**Action item:** Take the records below and retype them line by line, from the first line through the one containing "Result: B. wB97X-D"; stop there.

· · · · ·
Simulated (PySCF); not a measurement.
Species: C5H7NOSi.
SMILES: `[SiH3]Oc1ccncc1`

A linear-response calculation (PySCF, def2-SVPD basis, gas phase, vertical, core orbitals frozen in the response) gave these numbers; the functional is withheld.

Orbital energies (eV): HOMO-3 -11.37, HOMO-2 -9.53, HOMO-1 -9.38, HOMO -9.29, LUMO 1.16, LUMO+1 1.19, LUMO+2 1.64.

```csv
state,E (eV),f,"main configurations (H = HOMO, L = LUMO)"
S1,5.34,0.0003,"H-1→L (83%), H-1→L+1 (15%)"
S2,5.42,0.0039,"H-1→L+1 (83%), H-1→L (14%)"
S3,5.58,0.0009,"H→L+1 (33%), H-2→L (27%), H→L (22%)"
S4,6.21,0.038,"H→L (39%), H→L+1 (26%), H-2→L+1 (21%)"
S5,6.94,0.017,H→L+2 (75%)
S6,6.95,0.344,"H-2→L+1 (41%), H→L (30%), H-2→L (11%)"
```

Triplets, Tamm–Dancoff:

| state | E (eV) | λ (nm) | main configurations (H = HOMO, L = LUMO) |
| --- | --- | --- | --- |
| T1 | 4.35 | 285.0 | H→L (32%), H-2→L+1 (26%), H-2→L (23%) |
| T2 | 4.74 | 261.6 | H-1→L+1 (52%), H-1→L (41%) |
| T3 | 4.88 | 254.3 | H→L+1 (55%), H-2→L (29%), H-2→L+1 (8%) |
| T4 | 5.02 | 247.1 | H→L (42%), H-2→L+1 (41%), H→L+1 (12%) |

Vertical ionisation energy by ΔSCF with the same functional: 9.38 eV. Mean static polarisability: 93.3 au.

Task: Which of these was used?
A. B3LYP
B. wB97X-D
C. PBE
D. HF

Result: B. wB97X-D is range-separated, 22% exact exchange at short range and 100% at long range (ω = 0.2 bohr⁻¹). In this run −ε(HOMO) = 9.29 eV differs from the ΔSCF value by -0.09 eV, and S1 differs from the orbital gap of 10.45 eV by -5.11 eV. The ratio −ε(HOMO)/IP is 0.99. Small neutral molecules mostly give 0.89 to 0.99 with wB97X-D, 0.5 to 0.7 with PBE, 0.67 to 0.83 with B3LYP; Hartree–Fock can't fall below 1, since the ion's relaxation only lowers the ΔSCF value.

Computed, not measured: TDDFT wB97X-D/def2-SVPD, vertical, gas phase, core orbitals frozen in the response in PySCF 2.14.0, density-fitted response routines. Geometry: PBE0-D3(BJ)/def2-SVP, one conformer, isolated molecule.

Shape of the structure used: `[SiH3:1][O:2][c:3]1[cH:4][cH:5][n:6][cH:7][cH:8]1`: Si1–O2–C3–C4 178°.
· · · · ·

**Exercise solution:**
Simulated (PySCF); not a measurement.
Species: C5H7NOSi.
SMILES: `[SiH3]Oc1ccncc1`

A linear-response calculation (PySCF, def2-SVPD basis, gas phase, vertical, core orbitals frozen in the response) gave these numbers; the functional is withheld.

Orbital energies (eV): HOMO-3 -11.37, HOMO-2 -9.53, HOMO-1 -9.38, HOMO -9.29, LUMO 1.16, LUMO+1 1.19, LUMO+2 1.64.

```csv
state,E (eV),f,"main configurations (H = HOMO, L = LUMO)"
S1,5.34,0.0003,"H-1→L (83%), H-1→L+1 (15%)"
S2,5.42,0.0039,"H-1→L+1 (83%), H-1→L (14%)"
S3,5.58,0.0009,"H→L+1 (33%), H-2→L (27%), H→L (22%)"
S4,6.21,0.038,"H→L (39%), H→L+1 (26%), H-2→L+1 (21%)"
S5,6.94,0.017,H→L+2 (75%)
S6,6.95,0.344,"H-2→L+1 (41%), H→L (30%), H-2→L (11%)"
```

Triplets, Tamm–Dancoff:

| state | E (eV) | λ (nm) | main configurations (H = HOMO, L = LUMO) |
| --- | --- | --- | --- |
| T1 | 4.35 | 285.0 | H→L (32%), H-2→L+1 (26%), H-2→L (23%) |
| T2 | 4.74 | 261.6 | H-1→L+1 (52%), H-1→L (41%) |
| T3 | 4.88 | 254.3 | H→L+1 (55%), H-2→L (29%), H-2→L+1 (8%) |
| T4 | 5.02 | 247.1 | H→L (42%), H-2→L+1 (41%), H→L+1 (12%) |

Vertical ionisation energy by ΔSCF with the same functional: 9.38 eV. Mean static polarisability: 93.3 au.

Task: Which of these was used?
A. B3LYP
B. wB97X-D
C. PBE
D. HF

Result: B. wB97X-D is range-separated, 22% exact exchange at short range and 100% at long range (ω = 0.2 bohr⁻¹). In this run −ε(HOMO) = 9.29 eV differs from the ΔSCF value by -0.09 eV, and S1 differs from the orbital gap of 10.45 eV by -5.11 eV. The ratio −ε(HOMO)/IP is 0.99. Small neutral molecules mostly give 0.89 to 0.99 with wB97X-D, 0.5 to 0.7 with PBE, 0.67 to 0.83 with B3LYP; Hartree–Fock can't fall below 1, since the ion's relaxation only lowers the ΔSCF value.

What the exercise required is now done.